◇ ◇ ◇ ◇ ◇
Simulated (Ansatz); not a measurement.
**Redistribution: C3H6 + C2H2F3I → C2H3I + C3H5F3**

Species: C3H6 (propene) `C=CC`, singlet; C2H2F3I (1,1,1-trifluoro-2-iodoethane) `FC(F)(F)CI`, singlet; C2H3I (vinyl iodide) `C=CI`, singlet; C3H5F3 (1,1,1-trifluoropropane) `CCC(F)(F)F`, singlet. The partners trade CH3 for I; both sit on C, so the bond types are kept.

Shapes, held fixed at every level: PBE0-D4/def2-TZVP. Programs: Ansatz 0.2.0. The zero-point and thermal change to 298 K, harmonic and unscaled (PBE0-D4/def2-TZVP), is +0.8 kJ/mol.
◇ ◇ ◇ ◇ ◇

ACTIVITY — Produce the material above again, word for word.

RESPONSE AREA —
Simulated (Ansatz); not a measurement.
**Redistribution: C3H6 + C2H2F3I → C2H3I + C3H5F3**

Species: C3H6 (propene) `C=CC`, singlet; C2H2F3I (1,1,1-trifluoro-2-iodoethane) `FC(F)(F)CI`, singlet; C2H3I (vinyl iodide) `C=CI`, singlet; C3H5F3 (1,1,1-trifluoropropane) `CCC(F)(F)F`, singlet. The partners trade CH3 for I; both sit on C, so the bond types are kept.

Shapes, held fixed at every level: PBE0-D4/def2-TZVP. Programs: Ansatz 0.2.0. The zero-point and thermal change to 298 K, harmonic and unscaled (PBE0-D4/def2-TZVP), is +0.8 kJ/mol.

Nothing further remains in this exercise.